#### DATASET CONTENT:
= Beginning of Section =

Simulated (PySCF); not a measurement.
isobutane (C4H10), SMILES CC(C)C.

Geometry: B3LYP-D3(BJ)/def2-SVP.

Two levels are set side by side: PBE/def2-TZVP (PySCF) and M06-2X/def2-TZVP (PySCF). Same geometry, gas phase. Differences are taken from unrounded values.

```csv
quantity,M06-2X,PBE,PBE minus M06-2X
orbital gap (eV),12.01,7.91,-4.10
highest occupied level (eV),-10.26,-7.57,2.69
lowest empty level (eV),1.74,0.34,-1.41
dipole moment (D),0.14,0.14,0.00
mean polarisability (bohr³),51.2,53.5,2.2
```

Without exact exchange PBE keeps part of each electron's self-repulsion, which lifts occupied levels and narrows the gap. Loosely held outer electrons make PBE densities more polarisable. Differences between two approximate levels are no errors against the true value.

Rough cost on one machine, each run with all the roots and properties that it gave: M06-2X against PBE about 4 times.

= End of Section =

The expected output is the exact run of lines from the start of the entries through the line with "Without exact exchange", inclusive.

#### RESPONSE:
Simulated (PySCF); not a measurement.
isobutane (C4H10), SMILES CC(C)C.

Geometry: B3LYP-D3(BJ)/def2-SVP.

Two levels are set side by side: PBE/def2-TZVP (PySCF) and M06-2X/def2-TZVP (PySCF). Same geometry, gas phase. Differences are taken from unrounded values.

```csv
quantity,M06-2X,PBE,PBE minus M06-2X
orbital gap (eV),12.01,7.91,-4.10
highest occupied level (eV),-10.26,-7.57,2.69
lowest empty level (eV),1.74,0.34,-1.41
dipole moment (D),0.14,0.14,0.00
mean polarisability (bohr³),51.2,53.5,2.2
```

Without exact exchange PBE keeps part of each electron's self-repulsion, which lifts occupied levels and narrows the gap. Loosely held outer electrons make PBE densities more polarisable. Differences between two approximate levels are no errors against the true value.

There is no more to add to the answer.